_ACTIVITY_.
In the records below, begin at the line containing "Shape and atoms are relaxed at each volume." and end at the line containing "Measured, for comparison: band"; quote every line in that span exactly, including both boundary lines, and no others.

________________
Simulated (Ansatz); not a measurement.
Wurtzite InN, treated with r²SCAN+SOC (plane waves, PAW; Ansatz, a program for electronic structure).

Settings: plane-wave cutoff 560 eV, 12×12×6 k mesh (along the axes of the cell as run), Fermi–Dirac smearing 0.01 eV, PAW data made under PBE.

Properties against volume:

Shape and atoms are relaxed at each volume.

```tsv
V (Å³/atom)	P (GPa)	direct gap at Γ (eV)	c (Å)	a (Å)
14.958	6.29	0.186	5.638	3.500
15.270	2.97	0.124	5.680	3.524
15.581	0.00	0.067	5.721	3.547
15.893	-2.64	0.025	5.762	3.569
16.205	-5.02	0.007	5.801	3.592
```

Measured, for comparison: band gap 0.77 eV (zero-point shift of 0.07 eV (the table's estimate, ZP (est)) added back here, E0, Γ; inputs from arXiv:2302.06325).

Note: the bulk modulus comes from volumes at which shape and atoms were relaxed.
________________

_WRITTEN RESPONSE_.
Shape and atoms are relaxed at each volume.

```tsv
V (Å³/atom)	P (GPa)	direct gap at Γ (eV)	c (Å)	a (Å)
14.958	6.29	0.186	5.638	3.500
15.270	2.97	0.124	5.680	3.524
15.581	0.00	0.067	5.721	3.547
15.893	-2.64	0.025	5.762	3.569
16.205	-5.02	0.007	5.801	3.592
```

Measured, for comparison: band gap 0.77 eV (zero-point shift of 0.07 eV (the table's estimate, ZP (est)) added back here, E0, Γ; inputs from arXiv:2302.06325).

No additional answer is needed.